__WORK INSTRUCTION__. Retype all of the material exactly, leaving no line out.

####################

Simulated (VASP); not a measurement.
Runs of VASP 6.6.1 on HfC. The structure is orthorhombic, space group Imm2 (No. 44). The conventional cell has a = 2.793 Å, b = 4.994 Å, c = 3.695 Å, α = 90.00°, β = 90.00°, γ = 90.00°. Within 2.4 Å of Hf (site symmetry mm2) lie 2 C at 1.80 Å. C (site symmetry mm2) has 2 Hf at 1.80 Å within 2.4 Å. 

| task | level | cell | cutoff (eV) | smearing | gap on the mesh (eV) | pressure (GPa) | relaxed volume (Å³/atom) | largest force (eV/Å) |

####################

__ANSWER SECTION__.
Simulated (VASP); not a measurement.
Runs of VASP 6.6.1 on HfC. The structure is orthorhombic, space group Imm2 (No. 44). The conventional cell has a = 2.793 Å, b = 4.994 Å, c = 3.695 Å, α = 90.00°, β = 90.00°, γ = 90.00°. Within 2.4 Å of Hf (site symmetry mm2) lie 2 C at 1.80 Å. C (site symmetry mm2) has 2 Hf at 1.80 Å within 2.4 Å. 

| task | level | cell | cutoff (eV) | smearing | gap on the mesh (eV) | pressure (GPa) | relaxed volume (Å³/atom) | largest force (eV/Å) |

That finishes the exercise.